## EXCERPTED RECORDS
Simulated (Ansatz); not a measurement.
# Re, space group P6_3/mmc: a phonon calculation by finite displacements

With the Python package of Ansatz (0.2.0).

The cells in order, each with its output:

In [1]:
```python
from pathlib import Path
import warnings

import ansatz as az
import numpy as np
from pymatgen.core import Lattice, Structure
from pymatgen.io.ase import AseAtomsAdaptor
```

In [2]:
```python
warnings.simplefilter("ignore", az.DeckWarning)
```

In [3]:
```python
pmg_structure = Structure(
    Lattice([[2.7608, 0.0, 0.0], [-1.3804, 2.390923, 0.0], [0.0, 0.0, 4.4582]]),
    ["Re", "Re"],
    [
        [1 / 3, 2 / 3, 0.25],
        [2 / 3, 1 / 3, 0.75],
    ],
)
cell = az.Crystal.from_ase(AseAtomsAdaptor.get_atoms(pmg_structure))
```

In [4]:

## ASSIGNED TASK
Transcribe the entire listing. Leave every word as it is.

## TASK RESPONSE
Simulated (Ansatz); not a measurement.
# Re, space group P6_3/mmc: a phonon calculation by finite displacements

With the Python package of Ansatz (0.2.0).

The cells in order, each with its output:

In [1]:
```python
from pathlib import Path
import warnings

import ansatz as az
import numpy as np
from pymatgen.core import Lattice, Structure
from pymatgen.io.ase import AseAtomsAdaptor
```

In [2]:
```python
warnings.simplefilter("ignore", az.DeckWarning)
```

In [3]:
```python
pmg_structure = Structure(
    Lattice([[2.7608, 0.0, 0.0], [-1.3804, 2.390923, 0.0], [0.0, 0.0, 4.4582]]),
    ["Re", "Re"],
    [
        [1 / 3, 2 / 3, 0.25],
        [2 / 3, 1 / 3, 0.75],
    ],
)
cell = az.Crystal.from_ase(AseAtomsAdaptor.get_atoms(pmg_structure))
```

In [4]:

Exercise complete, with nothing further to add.